§ **Extracted material**
= = =

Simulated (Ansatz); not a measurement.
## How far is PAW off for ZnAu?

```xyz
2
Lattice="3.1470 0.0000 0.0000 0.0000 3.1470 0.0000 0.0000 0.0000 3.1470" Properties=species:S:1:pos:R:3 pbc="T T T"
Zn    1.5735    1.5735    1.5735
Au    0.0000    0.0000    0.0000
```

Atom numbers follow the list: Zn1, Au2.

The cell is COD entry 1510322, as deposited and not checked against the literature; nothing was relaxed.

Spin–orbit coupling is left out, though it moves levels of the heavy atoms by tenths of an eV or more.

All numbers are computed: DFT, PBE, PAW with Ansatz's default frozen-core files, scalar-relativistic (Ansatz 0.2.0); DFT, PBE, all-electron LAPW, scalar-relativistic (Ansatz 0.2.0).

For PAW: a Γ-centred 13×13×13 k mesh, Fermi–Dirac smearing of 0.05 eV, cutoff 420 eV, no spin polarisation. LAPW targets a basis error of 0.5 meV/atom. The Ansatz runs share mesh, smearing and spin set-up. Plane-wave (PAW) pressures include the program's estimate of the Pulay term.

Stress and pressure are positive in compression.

= = =

§ **Assigned task**
Give back, exactly as written, the stretch from the line with "Atom numbers follow the list: Zn1, Au2." through the line with "Spin–orbit coupling is", and no other lines from the records above.

§ **Written solution**
Atom numbers follow the list: Zn1, Au2.

The cell is COD entry 1510322, as deposited and not checked against the literature; nothing was relaxed.

Spin–orbit coupling is left out, though it moves levels of the heavy atoms by tenths of an eV or more.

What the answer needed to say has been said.